- Listed entries -
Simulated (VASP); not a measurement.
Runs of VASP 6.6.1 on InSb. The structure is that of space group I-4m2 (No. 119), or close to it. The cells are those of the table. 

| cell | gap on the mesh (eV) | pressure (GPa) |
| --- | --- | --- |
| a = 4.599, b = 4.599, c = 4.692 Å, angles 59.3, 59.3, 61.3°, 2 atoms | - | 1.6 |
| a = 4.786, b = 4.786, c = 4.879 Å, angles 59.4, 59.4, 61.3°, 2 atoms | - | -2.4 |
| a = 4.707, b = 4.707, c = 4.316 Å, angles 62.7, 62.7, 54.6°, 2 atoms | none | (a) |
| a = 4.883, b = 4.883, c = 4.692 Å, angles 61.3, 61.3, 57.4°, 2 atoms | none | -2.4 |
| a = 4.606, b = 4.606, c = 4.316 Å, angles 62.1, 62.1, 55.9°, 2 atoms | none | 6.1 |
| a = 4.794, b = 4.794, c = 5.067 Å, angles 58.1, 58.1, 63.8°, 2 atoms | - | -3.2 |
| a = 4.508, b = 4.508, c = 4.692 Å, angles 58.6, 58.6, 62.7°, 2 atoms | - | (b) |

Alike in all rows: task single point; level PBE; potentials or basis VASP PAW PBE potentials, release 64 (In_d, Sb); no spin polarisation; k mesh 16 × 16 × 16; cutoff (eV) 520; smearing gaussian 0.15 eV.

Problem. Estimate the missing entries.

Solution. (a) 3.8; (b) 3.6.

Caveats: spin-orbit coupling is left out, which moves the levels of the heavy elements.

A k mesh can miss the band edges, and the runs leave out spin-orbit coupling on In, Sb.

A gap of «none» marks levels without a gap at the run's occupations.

- Required action -
Exactly as they appear, retype the lines from the start of the records through the line containing "atoms | - | 1.6 |".

- Response -
Simulated (VASP); not a measurement.
Runs of VASP 6.6.1 on InSb. The structure is that of space group I-4m2 (No. 119), or close to it. The cells are those of the table. 

| cell | gap on the mesh (eV) | pressure (GPa) |
| --- | --- | --- |
| a = 4.599, b = 4.599, c = 4.692 Å, angles 59.3, 59.3, 61.3°, 2 atoms | - | 1.6 |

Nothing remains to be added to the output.